> [Data section]:
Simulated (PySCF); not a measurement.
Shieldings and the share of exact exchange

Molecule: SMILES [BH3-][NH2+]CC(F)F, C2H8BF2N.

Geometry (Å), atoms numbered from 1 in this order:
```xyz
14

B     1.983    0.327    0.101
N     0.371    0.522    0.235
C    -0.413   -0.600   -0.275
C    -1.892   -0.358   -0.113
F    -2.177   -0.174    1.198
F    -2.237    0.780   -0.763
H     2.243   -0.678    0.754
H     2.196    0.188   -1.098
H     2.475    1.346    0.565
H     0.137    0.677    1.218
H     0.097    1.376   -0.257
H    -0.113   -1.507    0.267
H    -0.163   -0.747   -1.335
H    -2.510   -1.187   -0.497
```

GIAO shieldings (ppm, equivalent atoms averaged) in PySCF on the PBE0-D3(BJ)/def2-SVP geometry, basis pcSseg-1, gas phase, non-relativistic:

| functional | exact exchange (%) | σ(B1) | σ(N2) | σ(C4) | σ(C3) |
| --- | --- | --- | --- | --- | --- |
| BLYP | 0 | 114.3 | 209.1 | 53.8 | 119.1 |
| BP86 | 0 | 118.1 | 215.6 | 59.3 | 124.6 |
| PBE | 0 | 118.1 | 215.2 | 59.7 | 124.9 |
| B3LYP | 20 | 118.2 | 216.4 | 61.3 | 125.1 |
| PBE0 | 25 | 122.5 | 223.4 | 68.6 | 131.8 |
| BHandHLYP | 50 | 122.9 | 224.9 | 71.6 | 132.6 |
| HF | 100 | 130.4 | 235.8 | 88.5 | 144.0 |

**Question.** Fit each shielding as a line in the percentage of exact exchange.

> [Requirement]: Repeat each of the records exactly as written.

> [Response box]:
Simulated (PySCF); not a measurement.
Shieldings and the share of exact exchange

Molecule: SMILES [BH3-][NH2+]CC(F)F, C2H8BF2N.

Geometry (Å), atoms numbered from 1 in this order:
```xyz
14

B     1.983    0.327    0.101
N     0.371    0.522    0.235
C    -0.413   -0.600   -0.275
C    -1.892   -0.358   -0.113
F    -2.177   -0.174    1.198
F    -2.237    0.780   -0.763
H     2.243   -0.678    0.754
H     2.196    0.188   -1.098
H     2.475    1.346    0.565
H     0.137    0.677    1.218
H     0.097    1.376   -0.257
H    -0.113   -1.507    0.267
H    -0.163   -0.747   -1.335
H    -2.510   -1.187   -0.497
```

GIAO shieldings (ppm, equivalent atoms averaged) in PySCF on the PBE0-D3(BJ)/def2-SVP geometry, basis pcSseg-1, gas phase, non-relativistic:

| functional | exact exchange (%) | σ(B1) | σ(N2) | σ(C4) | σ(C3) |
| --- | --- | --- | --- | --- | --- |
| BLYP | 0 | 114.3 | 209.1 | 53.8 | 119.1 |
| BP86 | 0 | 118.1 | 215.6 | 59.3 | 124.6 |
| PBE | 0 | 118.1 | 215.2 | 59.7 | 124.9 |
| B3LYP | 20 | 118.2 | 216.4 | 61.3 | 125.1 |
| PBE0 | 25 | 122.5 | 223.4 | 68.6 | 131.8 |
| BHandHLYP | 50 | 122.9 | 224.9 | 71.6 | 132.6 |
| HF | 100 | 130.4 | 235.8 | 88.5 | 144.0 |

**Question.** Fit each shielding as a line in the percentage of exact exchange.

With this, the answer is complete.